◆ **Action item**
Each line below is to be copied exactly as it appears.

--- START ---

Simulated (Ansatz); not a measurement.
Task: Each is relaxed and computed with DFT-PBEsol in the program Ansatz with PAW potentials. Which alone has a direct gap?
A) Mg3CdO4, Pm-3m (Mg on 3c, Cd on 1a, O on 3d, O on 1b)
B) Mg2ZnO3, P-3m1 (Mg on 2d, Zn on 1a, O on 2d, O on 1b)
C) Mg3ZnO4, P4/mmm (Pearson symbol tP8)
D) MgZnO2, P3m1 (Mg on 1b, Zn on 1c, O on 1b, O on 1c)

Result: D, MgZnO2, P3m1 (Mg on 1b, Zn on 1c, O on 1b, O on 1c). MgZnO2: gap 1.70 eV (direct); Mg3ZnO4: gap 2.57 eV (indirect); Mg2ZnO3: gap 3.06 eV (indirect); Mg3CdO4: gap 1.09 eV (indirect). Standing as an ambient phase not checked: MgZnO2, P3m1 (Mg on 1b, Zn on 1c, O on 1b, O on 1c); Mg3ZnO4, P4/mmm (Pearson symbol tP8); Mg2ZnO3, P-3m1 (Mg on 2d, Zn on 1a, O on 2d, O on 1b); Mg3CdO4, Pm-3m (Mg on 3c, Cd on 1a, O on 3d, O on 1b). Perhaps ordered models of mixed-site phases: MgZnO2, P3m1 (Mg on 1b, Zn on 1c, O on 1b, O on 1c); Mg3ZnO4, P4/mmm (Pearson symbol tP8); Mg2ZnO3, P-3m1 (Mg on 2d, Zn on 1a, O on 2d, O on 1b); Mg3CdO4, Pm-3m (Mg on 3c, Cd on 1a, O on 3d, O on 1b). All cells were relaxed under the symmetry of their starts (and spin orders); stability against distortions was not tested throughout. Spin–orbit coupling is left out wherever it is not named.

--- END ---

◆ **Expected answer**
Simulated (Ansatz); not a measurement.
Task: Each is relaxed and computed with DFT-PBEsol in the program Ansatz with PAW potentials. Which alone has a direct gap?
A) Mg3CdO4, Pm-3m (Mg on 3c, Cd on 1a, O on 3d, O on 1b)
B) Mg2ZnO3, P-3m1 (Mg on 2d, Zn on 1a, O on 2d, O on 1b)
C) Mg3ZnO4, P4/mmm (Pearson symbol tP8)
D) MgZnO2, P3m1 (Mg on 1b, Zn on 1c, O on 1b, O on 1c)

Result: D, MgZnO2, P3m1 (Mg on 1b, Zn on 1c, O on 1b, O on 1c). MgZnO2: gap 1.70 eV (direct); Mg3ZnO4: gap 2.57 eV (indirect); Mg2ZnO3: gap 3.06 eV (indirect); Mg3CdO4: gap 1.09 eV (indirect). Standing as an ambient phase not checked: MgZnO2, P3m1 (Mg on 1b, Zn on 1c, O on 1b, O on 1c); Mg3ZnO4, P4/mmm (Pearson symbol tP8); Mg2ZnO3, P-3m1 (Mg on 2d, Zn on 1a, O on 2d, O on 1b); Mg3CdO4, Pm-3m (Mg on 3c, Cd on 1a, O on 3d, O on 1b). Perhaps ordered models of mixed-site phases: MgZnO2, P3m1 (Mg on 1b, Zn on 1c, O on 1b, O on 1c); Mg3ZnO4, P4/mmm (Pearson symbol tP8); Mg2ZnO3, P-3m1 (Mg on 2d, Zn on 1a, O on 2d, O on 1b); Mg3CdO4, Pm-3m (Mg on 3c, Cd on 1a, O on 3d, O on 1b). All cells were relaxed under the symmetry of their starts (and spin orders); stability against distortions was not tested throughout. Spin–orbit coupling is left out wherever it is not named.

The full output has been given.